**INFORMATION SHOWN**
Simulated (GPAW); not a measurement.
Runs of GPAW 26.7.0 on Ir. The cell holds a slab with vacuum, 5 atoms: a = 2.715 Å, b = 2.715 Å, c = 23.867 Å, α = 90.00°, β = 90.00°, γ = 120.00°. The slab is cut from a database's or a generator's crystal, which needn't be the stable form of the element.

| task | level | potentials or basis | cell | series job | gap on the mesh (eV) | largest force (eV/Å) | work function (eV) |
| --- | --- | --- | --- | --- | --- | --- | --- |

**ACTION ITEM**
What you give back must match the records word for word.

**EXERCISE RESULT**
Simulated (GPAW); not a measurement.
Runs of GPAW 26.7.0 on Ir. The cell holds a slab with vacuum, 5 atoms: a = 2.715 Å, b = 2.715 Å, c = 23.867 Å, α = 90.00°, β = 90.00°, γ = 120.00°. The slab is cut from a database's or a generator's crystal, which needn't be the stable form of the element.

| task | level | potentials or basis | cell | series job | gap on the mesh (eV) | largest force (eV/Å) | work function (eV) |
| --- | --- | --- | --- | --- | --- | --- | --- |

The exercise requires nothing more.